◆ Given data ◆
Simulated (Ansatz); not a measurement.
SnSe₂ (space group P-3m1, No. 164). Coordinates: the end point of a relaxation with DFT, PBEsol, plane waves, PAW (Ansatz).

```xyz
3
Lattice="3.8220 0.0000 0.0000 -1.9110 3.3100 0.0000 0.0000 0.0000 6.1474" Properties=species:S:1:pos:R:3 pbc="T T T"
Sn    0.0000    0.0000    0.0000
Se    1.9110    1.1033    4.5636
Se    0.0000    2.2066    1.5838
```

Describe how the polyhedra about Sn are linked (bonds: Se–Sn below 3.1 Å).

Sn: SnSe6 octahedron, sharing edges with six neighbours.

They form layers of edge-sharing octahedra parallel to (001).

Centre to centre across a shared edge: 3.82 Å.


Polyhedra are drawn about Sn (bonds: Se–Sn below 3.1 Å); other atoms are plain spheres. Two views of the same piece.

◆ Work order ◆
Each line of the material above needs repeating verbatim.

◆ Response ◆
Simulated (Ansatz); not a measurement.
SnSe₂ (space group P-3m1, No. 164). Coordinates: the end point of a relaxation with DFT, PBEsol, plane waves, PAW (Ansatz).

```xyz
3
Lattice="3.8220 0.0000 0.0000 -1.9110 3.3100 0.0000 0.0000 0.0000 6.1474" Properties=species:S:1:pos:R:3 pbc="T T T"
Sn    0.0000    0.0000    0.0000
Se    1.9110    1.1033    4.5636
Se    0.0000    2.2066    1.5838
```

Describe how the polyhedra about Sn are linked (bonds: Se–Sn below 3.1 Å).

Sn: SnSe6 octahedron, sharing edges with six neighbours.

They form layers of edge-sharing octahedra parallel to (001).

Centre to centre across a shared edge: 3.82 Å.


Polyhedra are drawn about Sn (bonds: Se–Sn below 3.1 Å); other atoms are plain spheres. Two views of the same piece.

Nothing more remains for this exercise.